» **Entries supplied**:
☆ ☆ ☆
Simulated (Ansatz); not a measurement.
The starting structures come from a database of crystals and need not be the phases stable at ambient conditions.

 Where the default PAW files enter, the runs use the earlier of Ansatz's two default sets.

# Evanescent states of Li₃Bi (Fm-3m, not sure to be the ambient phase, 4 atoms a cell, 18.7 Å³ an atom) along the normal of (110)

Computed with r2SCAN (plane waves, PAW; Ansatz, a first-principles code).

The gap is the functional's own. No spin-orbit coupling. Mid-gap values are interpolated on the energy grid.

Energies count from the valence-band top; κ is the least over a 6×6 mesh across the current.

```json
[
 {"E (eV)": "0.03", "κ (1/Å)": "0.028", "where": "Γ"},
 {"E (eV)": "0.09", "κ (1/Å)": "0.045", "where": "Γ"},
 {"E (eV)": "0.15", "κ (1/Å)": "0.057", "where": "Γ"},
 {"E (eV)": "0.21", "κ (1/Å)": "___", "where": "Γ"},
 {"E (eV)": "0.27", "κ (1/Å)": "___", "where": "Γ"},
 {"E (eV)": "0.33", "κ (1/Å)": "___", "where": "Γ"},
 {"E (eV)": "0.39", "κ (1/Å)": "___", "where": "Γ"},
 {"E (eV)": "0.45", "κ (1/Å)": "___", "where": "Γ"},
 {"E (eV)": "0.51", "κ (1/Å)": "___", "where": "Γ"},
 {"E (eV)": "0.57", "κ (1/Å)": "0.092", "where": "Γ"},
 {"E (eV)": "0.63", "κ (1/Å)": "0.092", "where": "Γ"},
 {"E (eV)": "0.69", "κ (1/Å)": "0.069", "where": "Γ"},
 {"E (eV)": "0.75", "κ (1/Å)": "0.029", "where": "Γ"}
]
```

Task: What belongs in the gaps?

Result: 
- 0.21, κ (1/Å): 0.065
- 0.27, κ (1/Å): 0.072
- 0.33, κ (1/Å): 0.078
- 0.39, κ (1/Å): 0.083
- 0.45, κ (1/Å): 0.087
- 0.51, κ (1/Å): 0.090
☆ ☆ ☆

Copy the records above exactly, from the first line through the line containing "Where the default", and include nothing else.

» **Task solution**:
Simulated (Ansatz); not a measurement.
The starting structures come from a database of crystals and need not be the phases stable at ambient conditions.

 Where the default PAW files enter, the runs use the earlier of Ansatz's two default sets.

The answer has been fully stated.